┌─ DATASET
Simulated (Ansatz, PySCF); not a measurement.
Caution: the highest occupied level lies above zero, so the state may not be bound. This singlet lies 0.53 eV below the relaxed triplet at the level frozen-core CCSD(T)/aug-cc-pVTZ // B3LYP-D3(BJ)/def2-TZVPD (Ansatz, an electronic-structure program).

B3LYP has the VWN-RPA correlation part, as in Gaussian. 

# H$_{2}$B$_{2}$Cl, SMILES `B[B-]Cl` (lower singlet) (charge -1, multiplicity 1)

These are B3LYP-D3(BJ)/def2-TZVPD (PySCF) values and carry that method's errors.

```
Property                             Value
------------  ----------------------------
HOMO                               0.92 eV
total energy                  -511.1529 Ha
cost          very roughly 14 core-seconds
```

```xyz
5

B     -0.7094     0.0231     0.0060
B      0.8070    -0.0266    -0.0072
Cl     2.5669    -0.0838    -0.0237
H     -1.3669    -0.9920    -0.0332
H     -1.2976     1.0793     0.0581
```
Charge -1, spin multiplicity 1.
└─

WORK ORDER: Repeat word for word every line from the start of the entries to the line holding "Caution: the highest", inclusive, and nothing else.

ANSWER SPACE:
Simulated (Ansatz, PySCF); not a measurement.
Caution: the highest occupied level lies above zero, so the state may not be bound. This singlet lies 0.53 eV below the relaxed triplet at the level frozen-core CCSD(T)/aug-cc-pVTZ // B3LYP-D3(BJ)/def2-TZVPD (Ansatz, an electronic-structure program).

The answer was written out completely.